------ Entries supplied

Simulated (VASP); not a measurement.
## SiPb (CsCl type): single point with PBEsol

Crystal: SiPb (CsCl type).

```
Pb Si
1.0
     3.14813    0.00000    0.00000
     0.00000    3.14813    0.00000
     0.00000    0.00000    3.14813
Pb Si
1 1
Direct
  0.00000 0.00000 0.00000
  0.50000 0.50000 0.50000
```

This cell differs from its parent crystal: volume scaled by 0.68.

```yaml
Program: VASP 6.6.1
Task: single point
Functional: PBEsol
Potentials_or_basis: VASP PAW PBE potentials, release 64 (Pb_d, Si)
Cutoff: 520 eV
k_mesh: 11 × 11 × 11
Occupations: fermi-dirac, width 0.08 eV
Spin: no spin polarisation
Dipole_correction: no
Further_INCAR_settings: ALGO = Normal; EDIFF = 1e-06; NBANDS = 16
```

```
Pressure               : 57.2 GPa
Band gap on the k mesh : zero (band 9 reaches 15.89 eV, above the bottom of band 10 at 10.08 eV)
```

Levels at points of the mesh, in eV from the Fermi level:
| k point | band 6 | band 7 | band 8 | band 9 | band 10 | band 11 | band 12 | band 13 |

------------

Work request: Starting with the line that holds "Crystal: SiPb (CsCl type)." and ending with the line that holds "Levels at points", retype every line in the data above exactly, and nothing else.

Response box:
Crystal: SiPb (CsCl type).

```
Pb Si
1.0
     3.14813    0.00000    0.00000
     0.00000    3.14813    0.00000
     0.00000    0.00000    3.14813
Pb Si
1 1
Direct
  0.00000 0.00000 0.00000
  0.50000 0.50000 0.50000
```

This cell differs from its parent crystal: volume scaled by 0.68.

```yaml
Program: VASP 6.6.1
Task: single point
Functional: PBEsol
Potentials_or_basis: VASP PAW PBE potentials, release 64 (Pb_d, Si)
Cutoff: 520 eV
k_mesh: 11 × 11 × 11
Occupations: fermi-dirac, width 0.08 eV
Spin: no spin polarisation
Dipole_correction: no
Further_INCAR_settings: ALGO = Normal; EDIFF = 1e-06; NBANDS = 16
```

```
Pressure               : 57.2 GPa
Band gap on the k mesh : zero (band 9 reaches 15.89 eV, above the bottom of band 10 at 10.08 eV)
```

Levels at points of the mesh, in eV from the Fermi level:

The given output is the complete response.